TASK ITEM. Retype each entry below precisely as it reads.

◇ ◇ ◇ ◇ ◇ ◇ ◇

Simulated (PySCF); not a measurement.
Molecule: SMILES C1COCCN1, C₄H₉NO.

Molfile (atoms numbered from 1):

◇ ◇ ◇ ◇ ◇ ◇ ◇

EXERCISE ANSWER.
Simulated (PySCF); not a measurement.
Molecule: SMILES C1COCCN1, C₄H₉NO.

Molfile (atoms numbered from 1):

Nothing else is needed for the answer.